DATASET CONTENT
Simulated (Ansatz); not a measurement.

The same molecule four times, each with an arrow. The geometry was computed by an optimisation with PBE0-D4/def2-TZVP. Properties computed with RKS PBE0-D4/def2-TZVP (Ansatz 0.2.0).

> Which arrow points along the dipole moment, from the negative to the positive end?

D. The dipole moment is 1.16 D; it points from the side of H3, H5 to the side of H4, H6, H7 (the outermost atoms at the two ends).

EXERCISE
Copy every entry exactly as it is given.

WRITTEN SOLUTION
Simulated (Ansatz); not a measurement.

The same molecule four times, each with an arrow. The geometry was computed by an optimisation with PBE0-D4/def2-TZVP. Properties computed with RKS PBE0-D4/def2-TZVP (Ansatz 0.2.0).

> Which arrow points along the dipole moment, from the negative to the positive end?

D. The dipole moment is 1.16 D; it points from the side of H3, H5 to the side of H4, H6, H7 (the outermost atoms at the two ends).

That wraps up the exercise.